= EXERCISE =
Every record must be retyped exactly as it reads.

▬▬▬▬▬▬▬▬▬▬

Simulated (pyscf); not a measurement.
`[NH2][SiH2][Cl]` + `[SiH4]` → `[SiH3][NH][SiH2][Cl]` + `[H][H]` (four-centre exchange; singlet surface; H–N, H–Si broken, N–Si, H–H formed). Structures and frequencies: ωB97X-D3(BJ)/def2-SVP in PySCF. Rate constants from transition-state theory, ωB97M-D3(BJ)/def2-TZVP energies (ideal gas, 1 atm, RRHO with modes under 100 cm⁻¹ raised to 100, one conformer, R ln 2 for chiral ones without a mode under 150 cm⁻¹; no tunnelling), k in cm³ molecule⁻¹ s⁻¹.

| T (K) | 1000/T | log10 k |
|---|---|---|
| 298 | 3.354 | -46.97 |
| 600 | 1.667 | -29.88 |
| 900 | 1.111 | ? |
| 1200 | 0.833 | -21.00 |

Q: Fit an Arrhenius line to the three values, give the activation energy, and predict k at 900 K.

▬▬▬▬▬▬▬▬▬▬

= RESPONSE =
Simulated (pyscf); not a measurement.
`[NH2][SiH2][Cl]` + `[SiH4]` → `[SiH3][NH][SiH2][Cl]` + `[H][H]` (four-centre exchange; singlet surface; H–N, H–Si broken, N–Si, H–H formed). Structures and frequencies: ωB97X-D3(BJ)/def2-SVP in PySCF. Rate constants from transition-state theory, ωB97M-D3(BJ)/def2-TZVP energies (ideal gas, 1 atm, RRHO with modes under 100 cm⁻¹ raised to 100, one conformer, R ln 2 for chiral ones without a mode under 150 cm⁻¹; no tunnelling), k in cm³ molecule⁻¹ s⁻¹.

| T (K) | 1000/T | log10 k |
|---|---|---|
| 298 | 3.354 | -46.97 |
| 600 | 1.667 | -29.88 |
| 900 | 1.111 | ? |
| 1200 | 0.833 | -21.00 |

Q: Fit an Arrhenius line to the three values, give the activation energy, and predict k at 900 K.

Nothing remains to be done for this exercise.